■ Dataset
%%
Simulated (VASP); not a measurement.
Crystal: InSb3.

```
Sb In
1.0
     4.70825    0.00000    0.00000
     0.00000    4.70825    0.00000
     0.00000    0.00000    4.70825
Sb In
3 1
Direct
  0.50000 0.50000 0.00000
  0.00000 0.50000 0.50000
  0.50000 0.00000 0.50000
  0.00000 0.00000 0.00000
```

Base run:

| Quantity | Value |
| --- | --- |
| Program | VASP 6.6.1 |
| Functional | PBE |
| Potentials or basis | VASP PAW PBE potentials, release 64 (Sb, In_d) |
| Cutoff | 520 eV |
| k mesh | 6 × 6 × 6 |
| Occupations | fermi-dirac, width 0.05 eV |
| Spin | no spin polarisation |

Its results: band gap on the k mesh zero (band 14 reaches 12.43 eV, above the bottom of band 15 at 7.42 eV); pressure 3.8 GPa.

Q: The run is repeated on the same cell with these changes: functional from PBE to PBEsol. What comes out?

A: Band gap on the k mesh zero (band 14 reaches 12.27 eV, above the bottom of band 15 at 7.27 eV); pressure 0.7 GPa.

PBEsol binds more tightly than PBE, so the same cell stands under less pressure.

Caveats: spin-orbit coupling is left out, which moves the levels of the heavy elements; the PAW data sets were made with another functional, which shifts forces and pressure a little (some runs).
%%

■ Work request
From the data above, output only the lines between the line containing "Q: The run is" and the line containing "PBEsol binds more", inclusive, exactly as written.

■ Exercise answer
Q: The run is repeated on the same cell with these changes: functional from PBE to PBEsol. What comes out?

A: Band gap on the k mesh zero (band 14 reaches 12.27 eV, above the bottom of band 15 at 7.27 eV); pressure 0.7 GPa.

PBEsol binds more tightly than PBE, so the same cell stands under less pressure.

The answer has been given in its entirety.